BRIEF —
Once the line with "# One change at a time: Ce LI" is found in the entries below, print it and each following line exactly, stopping after the line with "Configuration list (outside"; print nothing else.

RECORD EXTRACTS —
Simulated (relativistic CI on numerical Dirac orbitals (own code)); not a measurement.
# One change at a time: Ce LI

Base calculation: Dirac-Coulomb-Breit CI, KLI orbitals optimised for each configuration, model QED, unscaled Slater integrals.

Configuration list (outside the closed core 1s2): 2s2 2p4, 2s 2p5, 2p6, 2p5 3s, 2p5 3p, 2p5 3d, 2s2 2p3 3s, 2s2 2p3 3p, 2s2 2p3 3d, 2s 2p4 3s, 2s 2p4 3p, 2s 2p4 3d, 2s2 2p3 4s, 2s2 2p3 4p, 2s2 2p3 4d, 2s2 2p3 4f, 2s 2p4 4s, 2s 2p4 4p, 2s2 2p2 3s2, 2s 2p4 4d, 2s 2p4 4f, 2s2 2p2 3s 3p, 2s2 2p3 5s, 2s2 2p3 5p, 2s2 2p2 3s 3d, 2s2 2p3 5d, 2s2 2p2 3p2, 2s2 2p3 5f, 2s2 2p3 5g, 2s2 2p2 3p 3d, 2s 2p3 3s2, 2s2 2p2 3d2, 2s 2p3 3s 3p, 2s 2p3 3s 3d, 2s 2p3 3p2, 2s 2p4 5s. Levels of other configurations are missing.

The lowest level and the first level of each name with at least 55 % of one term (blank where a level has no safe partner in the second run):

PROBLEM SOLUTION —
# One change at a time: Ce LI

Base calculation: Dirac-Coulomb-Breit CI, KLI orbitals optimised for each configuration, model QED, unscaled Slater integrals.

Configuration list (outside the closed core 1s2): 2s2 2p4, 2s 2p5, 2p6, 2p5 3s, 2p5 3p, 2p5 3d, 2s2 2p3 3s, 2s2 2p3 3p, 2s2 2p3 3d, 2s 2p4 3s, 2s 2p4 3p, 2s 2p4 3d, 2s2 2p3 4s, 2s2 2p3 4p, 2s2 2p3 4d, 2s2 2p3 4f, 2s 2p4 4s, 2s 2p4 4p, 2s2 2p2 3s2, 2s 2p4 4d, 2s 2p4 4f, 2s2 2p2 3s 3p, 2s2 2p3 5s, 2s2 2p3 5p, 2s2 2p2 3s 3d, 2s2 2p3 5d, 2s2 2p2 3p2, 2s2 2p3 5f, 2s2 2p3 5g, 2s2 2p2 3p 3d, 2s 2p3 3s2, 2s2 2p2 3d2, 2s 2p3 3s 3p, 2s 2p3 3s 3d, 2s 2p3 3p2, 2s 2p4 5s. Levels of other configurations are missing.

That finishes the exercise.